● **EXTRACTED ENTRIES**
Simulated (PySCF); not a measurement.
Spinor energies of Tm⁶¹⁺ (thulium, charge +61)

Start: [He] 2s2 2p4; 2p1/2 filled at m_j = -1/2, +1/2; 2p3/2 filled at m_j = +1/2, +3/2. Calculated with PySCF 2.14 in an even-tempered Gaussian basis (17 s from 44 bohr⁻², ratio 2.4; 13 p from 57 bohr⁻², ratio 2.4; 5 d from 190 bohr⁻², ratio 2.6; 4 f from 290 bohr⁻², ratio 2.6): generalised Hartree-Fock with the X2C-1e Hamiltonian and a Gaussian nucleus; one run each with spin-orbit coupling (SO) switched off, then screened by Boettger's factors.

● **REQUIREMENT**
Word for word, quote the lines of the material from the first line through the line with "Spinor energies of", both ends included.

● **ANSWER SECTION**
Simulated (PySCF); not a measurement.
Spinor energies of Tm⁶¹⁺ (thulium, charge +61)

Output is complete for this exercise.